> _WORK ORDER_
For this exercise, transcribe all the records below exactly.

> _EXERCISE DATA_
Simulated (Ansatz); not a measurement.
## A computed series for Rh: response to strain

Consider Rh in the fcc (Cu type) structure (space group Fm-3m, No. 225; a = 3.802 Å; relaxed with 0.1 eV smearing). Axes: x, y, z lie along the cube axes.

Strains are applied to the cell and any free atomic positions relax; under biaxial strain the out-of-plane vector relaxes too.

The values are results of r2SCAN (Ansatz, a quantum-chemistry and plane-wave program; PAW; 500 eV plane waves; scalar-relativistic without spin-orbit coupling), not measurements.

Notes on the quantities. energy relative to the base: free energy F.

> _RESPONSE_
Simulated (Ansatz); not a measurement.
## A computed series for Rh: response to strain

Consider Rh in the fcc (Cu type) structure (space group Fm-3m, No. 225; a = 3.802 Å; relaxed with 0.1 eV smearing). Axes: x, y, z lie along the cube axes.

Strains are applied to the cell and any free atomic positions relax; under biaxial strain the out-of-plane vector relaxes too.

The values are results of r2SCAN (Ansatz, a quantum-chemistry and plane-wave program; PAW; 500 eV plane waves; scalar-relativistic without spin-orbit coupling), not measurements.

Notes on the quantities. energy relative to the base: free energy F.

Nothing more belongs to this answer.